━━━━━━
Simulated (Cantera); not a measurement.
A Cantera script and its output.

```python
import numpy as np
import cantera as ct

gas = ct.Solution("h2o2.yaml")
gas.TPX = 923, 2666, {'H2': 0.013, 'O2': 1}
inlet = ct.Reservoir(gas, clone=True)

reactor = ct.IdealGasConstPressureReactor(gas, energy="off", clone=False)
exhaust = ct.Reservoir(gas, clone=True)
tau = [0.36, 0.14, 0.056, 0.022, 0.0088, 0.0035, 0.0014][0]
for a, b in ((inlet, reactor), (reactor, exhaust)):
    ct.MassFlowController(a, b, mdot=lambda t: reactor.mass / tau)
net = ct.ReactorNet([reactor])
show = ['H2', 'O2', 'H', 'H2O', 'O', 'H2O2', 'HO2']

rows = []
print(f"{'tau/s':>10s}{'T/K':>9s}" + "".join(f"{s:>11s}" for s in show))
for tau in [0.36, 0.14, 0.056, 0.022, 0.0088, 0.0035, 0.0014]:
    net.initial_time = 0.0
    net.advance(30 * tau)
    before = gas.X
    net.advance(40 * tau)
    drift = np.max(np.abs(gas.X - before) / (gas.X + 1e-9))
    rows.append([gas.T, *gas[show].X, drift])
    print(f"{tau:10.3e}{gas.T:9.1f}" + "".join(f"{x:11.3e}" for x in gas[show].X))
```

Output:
━━━━━━

Retype the listing above in full, exactly as it stands.

- PROBLEM SOLUTION:
Simulated (Cantera); not a measurement.
A Cantera script and its output.

```python
import numpy as np
import cantera as ct

gas = ct.Solution("h2o2.yaml")
gas.TPX = 923, 2666, {'H2': 0.013, 'O2': 1}
inlet = ct.Reservoir(gas, clone=True)

reactor = ct.IdealGasConstPressureReactor(gas, energy="off", clone=False)
exhaust = ct.Reservoir(gas, clone=True)
tau = [0.36, 0.14, 0.056, 0.022, 0.0088, 0.0035, 0.0014][0]
for a, b in ((inlet, reactor), (reactor, exhaust)):
    ct.MassFlowController(a, b, mdot=lambda t: reactor.mass / tau)
net = ct.ReactorNet([reactor])
show = ['H2', 'O2', 'H', 'H2O', 'O', 'H2O2', 'HO2']

rows = []
print(f"{'tau/s':>10s}{'T/K':>9s}" + "".join(f"{s:>11s}" for s in show))
for tau in [0.36, 0.14, 0.056, 0.022, 0.0088, 0.0035, 0.0014]:
    net.initial_time = 0.0
    net.advance(30 * tau)
    before = gas.X
    net.advance(40 * tau)
    drift = np.max(np.abs(gas.X - before) / (gas.X + 1e-9))
    rows.append([gas.T, *gas[show].X, drift])
    print(f"{tau:10.3e}{gas.T:9.1f}" + "".join(f"{x:11.3e}" for x in gas[show].X))
```

Output:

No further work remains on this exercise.